Transcribe the data. Leave out nothing.

○ ○ ○ ○

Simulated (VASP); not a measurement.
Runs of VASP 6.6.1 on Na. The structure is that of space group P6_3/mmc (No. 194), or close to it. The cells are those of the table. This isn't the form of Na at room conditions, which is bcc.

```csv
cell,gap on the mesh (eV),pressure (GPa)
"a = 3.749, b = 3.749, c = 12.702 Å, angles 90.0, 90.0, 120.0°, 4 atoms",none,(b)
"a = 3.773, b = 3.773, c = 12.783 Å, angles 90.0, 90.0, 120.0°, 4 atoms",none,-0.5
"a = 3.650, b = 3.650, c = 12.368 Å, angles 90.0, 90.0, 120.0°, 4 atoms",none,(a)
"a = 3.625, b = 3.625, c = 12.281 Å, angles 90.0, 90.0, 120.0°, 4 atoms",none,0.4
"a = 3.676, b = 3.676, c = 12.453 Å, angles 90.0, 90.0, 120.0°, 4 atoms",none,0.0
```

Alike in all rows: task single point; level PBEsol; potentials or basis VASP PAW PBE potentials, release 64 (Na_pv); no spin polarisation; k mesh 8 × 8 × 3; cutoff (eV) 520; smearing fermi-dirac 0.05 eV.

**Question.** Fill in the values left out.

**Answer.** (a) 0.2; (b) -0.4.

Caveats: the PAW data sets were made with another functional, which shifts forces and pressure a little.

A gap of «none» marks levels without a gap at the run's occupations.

○ ○ ○ ○

**Solution**
Simulated (VASP); not a measurement.
Runs of VASP 6.6.1 on Na. The structure is that of space group P6_3/mmc (No. 194), or close to it. The cells are those of the table. This isn't the form of Na at room conditions, which is bcc.

```csv
cell,gap on the mesh (eV),pressure (GPa)
"a = 3.749, b = 3.749, c = 12.702 Å, angles 90.0, 90.0, 120.0°, 4 atoms",none,(b)
"a = 3.773, b = 3.773, c = 12.783 Å, angles 90.0, 90.0, 120.0°, 4 atoms",none,-0.5
"a = 3.650, b = 3.650, c = 12.368 Å, angles 90.0, 90.0, 120.0°, 4 atoms",none,(a)
"a = 3.625, b = 3.625, c = 12.281 Å, angles 90.0, 90.0, 120.0°, 4 atoms",none,0.4
"a = 3.676, b = 3.676, c = 12.453 Å, angles 90.0, 90.0, 120.0°, 4 atoms",none,0.0
```

Alike in all rows: task single point; level PBEsol; potentials or basis VASP PAW PBE potentials, release 64 (Na_pv); no spin polarisation; k mesh 8 × 8 × 3; cutoff (eV) 520; smearing fermi-dirac 0.05 eV.

**Question.** Fill in the values left out.

**Answer.** (a) 0.2; (b) -0.4.

Caveats: the PAW data sets were made with another functional, which shifts forces and pressure a little.

A gap of «none» marks levels without a gap at the run's occupations.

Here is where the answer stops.